Information START

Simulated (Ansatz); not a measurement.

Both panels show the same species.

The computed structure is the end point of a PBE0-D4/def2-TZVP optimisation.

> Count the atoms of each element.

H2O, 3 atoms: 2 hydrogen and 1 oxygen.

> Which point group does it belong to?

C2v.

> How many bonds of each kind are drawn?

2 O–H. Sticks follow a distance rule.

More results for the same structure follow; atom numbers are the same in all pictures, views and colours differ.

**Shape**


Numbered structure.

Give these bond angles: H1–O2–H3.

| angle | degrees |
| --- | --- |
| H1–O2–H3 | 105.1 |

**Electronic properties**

Information END

▶ [Work task] When you answer, repeat each entry exactly as it appears above.

▶ [Task response]
Simulated (Ansatz); not a measurement.

Both panels show the same species.

The computed structure is the end point of a PBE0-D4/def2-TZVP optimisation.

> Count the atoms of each element.

H2O, 3 atoms: 2 hydrogen and 1 oxygen.

> Which point group does it belong to?

C2v.

> How many bonds of each kind are drawn?

2 O–H. Sticks follow a distance rule.

More results for the same structure follow; atom numbers are the same in all pictures, views and colours differ.

**Shape**


Numbered structure.

Give these bond angles: H1–O2–H3.

| angle | degrees |
| --- | --- |
| H1–O2–H3 | 105.1 |

**Electronic properties**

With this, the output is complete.